#####

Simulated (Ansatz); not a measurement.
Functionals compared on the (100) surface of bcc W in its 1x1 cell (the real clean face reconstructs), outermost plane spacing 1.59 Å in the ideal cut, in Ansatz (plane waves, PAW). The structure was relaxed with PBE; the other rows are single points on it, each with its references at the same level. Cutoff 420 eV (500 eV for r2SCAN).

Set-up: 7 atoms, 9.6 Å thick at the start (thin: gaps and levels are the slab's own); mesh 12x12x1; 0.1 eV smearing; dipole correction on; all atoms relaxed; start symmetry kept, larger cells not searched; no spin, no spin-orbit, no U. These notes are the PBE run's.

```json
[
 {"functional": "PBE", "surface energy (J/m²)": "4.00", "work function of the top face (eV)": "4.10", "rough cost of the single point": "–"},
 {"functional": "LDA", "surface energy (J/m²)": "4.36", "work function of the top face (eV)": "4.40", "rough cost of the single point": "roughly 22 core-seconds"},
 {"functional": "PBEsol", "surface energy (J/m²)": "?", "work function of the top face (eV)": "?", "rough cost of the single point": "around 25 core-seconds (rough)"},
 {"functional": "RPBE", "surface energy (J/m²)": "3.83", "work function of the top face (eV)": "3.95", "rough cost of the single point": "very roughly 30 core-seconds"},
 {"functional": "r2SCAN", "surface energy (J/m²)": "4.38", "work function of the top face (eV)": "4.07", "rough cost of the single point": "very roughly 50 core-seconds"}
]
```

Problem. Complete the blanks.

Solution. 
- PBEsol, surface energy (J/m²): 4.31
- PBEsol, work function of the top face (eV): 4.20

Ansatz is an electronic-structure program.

#####

Activity:
All lines from the opening of the records through the line where "Functionals compared on" occurs are to be output verbatim. No other line belongs in the answer.

Exercise solution:
Simulated (Ansatz); not a measurement.
Functionals compared on the (100) surface of bcc W in its 1x1 cell (the real clean face reconstructs), outermost plane spacing 1.59 Å in the ideal cut, in Ansatz (plane waves, PAW). The structure was relaxed with PBE; the other rows are single points on it, each with its references at the same level. Cutoff 420 eV (500 eV for r2SCAN).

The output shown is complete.